### Required action
Set down the material exactly as given, please, from its first line through the line that includes "Caveats: spin-orbit coupling".

### Data for analysis
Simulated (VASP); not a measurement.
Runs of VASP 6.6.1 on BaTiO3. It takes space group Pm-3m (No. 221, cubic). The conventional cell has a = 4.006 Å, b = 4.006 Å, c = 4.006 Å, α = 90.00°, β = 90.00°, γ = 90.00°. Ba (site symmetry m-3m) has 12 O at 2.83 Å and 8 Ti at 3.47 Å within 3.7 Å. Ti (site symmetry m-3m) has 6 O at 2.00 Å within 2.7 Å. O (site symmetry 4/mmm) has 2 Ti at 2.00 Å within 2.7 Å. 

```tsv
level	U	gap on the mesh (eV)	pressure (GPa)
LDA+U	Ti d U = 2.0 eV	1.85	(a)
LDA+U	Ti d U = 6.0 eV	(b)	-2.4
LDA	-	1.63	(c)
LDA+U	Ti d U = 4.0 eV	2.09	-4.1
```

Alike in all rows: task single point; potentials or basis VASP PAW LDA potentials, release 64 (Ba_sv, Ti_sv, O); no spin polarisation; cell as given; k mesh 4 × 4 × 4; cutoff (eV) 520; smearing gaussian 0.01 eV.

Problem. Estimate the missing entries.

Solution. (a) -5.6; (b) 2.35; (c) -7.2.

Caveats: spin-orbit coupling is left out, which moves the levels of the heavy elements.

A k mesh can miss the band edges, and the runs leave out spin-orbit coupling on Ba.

### Exercise result
Simulated (VASP); not a measurement.
Runs of VASP 6.6.1 on BaTiO3. It takes space group Pm-3m (No. 221, cubic). The conventional cell has a = 4.006 Å, b = 4.006 Å, c = 4.006 Å, α = 90.00°, β = 90.00°, γ = 90.00°. Ba (site symmetry m-3m) has 12 O at 2.83 Å and 8 Ti at 3.47 Å within 3.7 Å. Ti (site symmetry m-3m) has 6 O at 2.00 Å within 2.7 Å. O (site symmetry 4/mmm) has 2 Ti at 2.00 Å within 2.7 Å. 

```tsv
level	U	gap on the mesh (eV)	pressure (GPa)
LDA+U	Ti d U = 2.0 eV	1.85	(a)
LDA+U	Ti d U = 6.0 eV	(b)	-2.4
LDA	-	1.63	(c)
LDA+U	Ti d U = 4.0 eV	2.09	-4.1
```

Alike in all rows: task single point; potentials or basis VASP PAW LDA potentials, release 64 (Ba_sv, Ti_sv, O); no spin polarisation; cell as given; k mesh 4 × 4 × 4; cutoff (eV) 520; smearing gaussian 0.01 eV.

Problem. Estimate the missing entries.

Solution. (a) -5.6; (b) 2.35; (c) -7.2.

Caveats: spin-orbit coupling is left out, which moves the levels of the heavy elements.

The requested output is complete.